**Work item:** Retype the records below so that each one matches exactly.

*** Block opens ***

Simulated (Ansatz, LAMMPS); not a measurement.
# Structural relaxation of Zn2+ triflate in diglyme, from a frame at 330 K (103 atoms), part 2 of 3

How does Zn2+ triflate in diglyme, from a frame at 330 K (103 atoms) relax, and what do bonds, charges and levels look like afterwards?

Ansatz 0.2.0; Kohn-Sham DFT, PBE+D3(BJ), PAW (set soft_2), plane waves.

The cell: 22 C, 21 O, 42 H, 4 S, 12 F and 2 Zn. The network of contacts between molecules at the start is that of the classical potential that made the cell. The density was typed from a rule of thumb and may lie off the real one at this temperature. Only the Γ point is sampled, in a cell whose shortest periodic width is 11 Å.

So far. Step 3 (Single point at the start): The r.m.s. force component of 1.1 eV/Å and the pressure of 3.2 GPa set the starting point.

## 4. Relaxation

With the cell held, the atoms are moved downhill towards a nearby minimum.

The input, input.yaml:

*** Block closes ***

**Exercise answer:**
Simulated (Ansatz, LAMMPS); not a measurement.
# Structural relaxation of Zn2+ triflate in diglyme, from a frame at 330 K (103 atoms), part 2 of 3

How does Zn2+ triflate in diglyme, from a frame at 330 K (103 atoms) relax, and what do bonds, charges and levels look like afterwards?

Ansatz 0.2.0; Kohn-Sham DFT, PBE+D3(BJ), PAW (set soft_2), plane waves.

The cell: 22 C, 21 O, 42 H, 4 S, 12 F and 2 Zn. The network of contacts between molecules at the start is that of the classical potential that made the cell. The density was typed from a rule of thumb and may lie off the real one at this temperature. Only the Γ point is sampled, in a cell whose shortest periodic width is 11 Å.

So far. Step 3 (Single point at the start): The r.m.s. force component of 1.1 eV/Å and the pressure of 3.2 GPa set the starting point.

## 4. Relaxation

With the cell held, the atoms are moved downhill towards a nearby minimum.

The input, input.yaml:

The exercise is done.